*** Opening of Data provided ***

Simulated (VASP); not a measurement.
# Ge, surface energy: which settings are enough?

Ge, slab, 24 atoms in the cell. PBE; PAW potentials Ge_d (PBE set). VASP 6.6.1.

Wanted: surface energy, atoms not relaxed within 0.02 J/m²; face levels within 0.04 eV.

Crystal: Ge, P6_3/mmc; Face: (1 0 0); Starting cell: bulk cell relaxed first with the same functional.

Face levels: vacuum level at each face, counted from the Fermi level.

*** Close of Data provided ***

__Work order__
Start at the first line and transcribe the data exactly through the last.

__Task answer__
Simulated (VASP); not a measurement.
# Ge, surface energy: which settings are enough?

Ge, slab, 24 atoms in the cell. PBE; PAW potentials Ge_d (PBE set). VASP 6.6.1.

Wanted: surface energy, atoms not relaxed within 0.02 J/m²; face levels within 0.04 eV.

Crystal: Ge, P6_3/mmc; Face: (1 0 0); Starting cell: bulk cell relaxed first with the same functional.

Face levels: vacuum level at each face, counted from the Fermi level.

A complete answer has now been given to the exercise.